## Assigned task
In the entries below, which lines run from the one containing "Task: What force" to the one containing "Result: D = 4Be³/ωe²"? Copy exactly those lines, ends included, and no others.

:::
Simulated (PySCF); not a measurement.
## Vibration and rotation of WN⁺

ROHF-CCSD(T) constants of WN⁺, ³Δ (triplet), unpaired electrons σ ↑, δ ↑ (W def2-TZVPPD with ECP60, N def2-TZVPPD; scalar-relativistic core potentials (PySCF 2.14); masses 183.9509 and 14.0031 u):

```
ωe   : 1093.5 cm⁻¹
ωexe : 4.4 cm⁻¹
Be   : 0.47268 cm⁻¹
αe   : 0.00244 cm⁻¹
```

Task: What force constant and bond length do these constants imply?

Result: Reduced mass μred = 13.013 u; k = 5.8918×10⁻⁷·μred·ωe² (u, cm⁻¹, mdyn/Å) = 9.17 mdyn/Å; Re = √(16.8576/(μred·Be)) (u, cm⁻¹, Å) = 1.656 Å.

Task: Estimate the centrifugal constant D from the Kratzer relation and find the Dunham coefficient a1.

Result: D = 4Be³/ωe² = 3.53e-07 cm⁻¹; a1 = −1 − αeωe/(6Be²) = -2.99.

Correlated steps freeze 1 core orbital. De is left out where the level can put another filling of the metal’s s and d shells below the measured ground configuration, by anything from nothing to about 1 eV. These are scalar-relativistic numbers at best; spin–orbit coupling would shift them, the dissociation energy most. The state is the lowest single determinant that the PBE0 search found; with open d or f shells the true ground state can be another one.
:::

## Answer box
Task: What force constant and bond length do these constants imply?

Result: Reduced mass μred = 13.013 u; k = 5.8918×10⁻⁷·μred·ωe² (u, cm⁻¹, mdyn/Å) = 9.17 mdyn/Å; Re = √(16.8576/(μred·Be)) (u, cm⁻¹, Å) = 1.656 Å.

Task: Estimate the centrifugal constant D from the Kratzer relation and find the Dunham coefficient a1.

Result: D = 4Be³/ωe² = 3.53e-07 cm⁻¹; a1 = −1 − αeωe/(6Be²) = -2.99.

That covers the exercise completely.